_Extracted data:_
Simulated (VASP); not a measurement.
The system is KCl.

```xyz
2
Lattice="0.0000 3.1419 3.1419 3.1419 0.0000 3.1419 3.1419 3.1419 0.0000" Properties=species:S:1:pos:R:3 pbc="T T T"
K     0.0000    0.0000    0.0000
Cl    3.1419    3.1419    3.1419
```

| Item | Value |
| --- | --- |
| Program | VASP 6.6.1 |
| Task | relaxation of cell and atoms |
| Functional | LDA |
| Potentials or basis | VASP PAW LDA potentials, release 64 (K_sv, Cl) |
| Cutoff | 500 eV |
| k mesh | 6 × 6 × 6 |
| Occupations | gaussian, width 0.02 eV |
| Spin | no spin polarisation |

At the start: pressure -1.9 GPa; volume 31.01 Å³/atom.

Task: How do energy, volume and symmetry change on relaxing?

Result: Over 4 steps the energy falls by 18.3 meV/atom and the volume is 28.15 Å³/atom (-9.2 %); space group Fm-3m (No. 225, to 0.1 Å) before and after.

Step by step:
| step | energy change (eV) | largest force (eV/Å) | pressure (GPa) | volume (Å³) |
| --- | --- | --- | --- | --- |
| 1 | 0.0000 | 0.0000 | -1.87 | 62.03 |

_Exercise:_ Up to and including the line with "At the start: pressure", restate the records above word for word from the very first line.

_Answer section:_
Simulated (VASP); not a measurement.
The system is KCl.

```xyz
2
Lattice="0.0000 3.1419 3.1419 3.1419 0.0000 3.1419 3.1419 3.1419 0.0000" Properties=species:S:1:pos:R:3 pbc="T T T"
K     0.0000    0.0000    0.0000
Cl    3.1419    3.1419    3.1419
```

| Item | Value |
| --- | --- |
| Program | VASP 6.6.1 |
| Task | relaxation of cell and atoms |
| Functional | LDA |
| Potentials or basis | VASP PAW LDA potentials, release 64 (K_sv, Cl) |
| Cutoff | 500 eV |
| k mesh | 6 × 6 × 6 |
| Occupations | gaussian, width 0.02 eV |
| Spin | no spin polarisation |

At the start: pressure -1.9 GPa; volume 31.01 Å³/atom.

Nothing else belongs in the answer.